# [Assigned task]
Copy the records below in full, changing no character.

-------------------------
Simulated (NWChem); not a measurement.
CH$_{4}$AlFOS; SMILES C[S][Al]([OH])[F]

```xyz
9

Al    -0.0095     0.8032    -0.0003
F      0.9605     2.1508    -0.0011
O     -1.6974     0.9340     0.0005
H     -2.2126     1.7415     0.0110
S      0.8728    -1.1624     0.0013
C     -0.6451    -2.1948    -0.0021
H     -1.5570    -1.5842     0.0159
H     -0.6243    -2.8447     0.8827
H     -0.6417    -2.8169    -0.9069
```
-------------------------

# [Task output]
Simulated (NWChem); not a measurement.
CH$_{4}$AlFOS; SMILES C[S][Al]([OH])[F]

```xyz
9

Al    -0.0095     0.8032    -0.0003
F      0.9605     2.1508    -0.0011
O     -1.6974     0.9340     0.0005
H     -2.2126     1.7415     0.0110
S      0.8728    -1.1624     0.0013
C     -0.6451    -2.1948    -0.0021
H     -1.5570    -1.5842     0.0159
H     -0.6243    -2.8447     0.8827
H     -0.6417    -2.8169    -0.9069
```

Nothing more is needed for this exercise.